### Required action
All the records below must be returned exactly as they stand.

= = = = =

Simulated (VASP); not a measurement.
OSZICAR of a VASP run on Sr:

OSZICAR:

= = = = =

### Your solution
Simulated (VASP); not a measurement.
OSZICAR of a VASP run on Sr:

OSZICAR:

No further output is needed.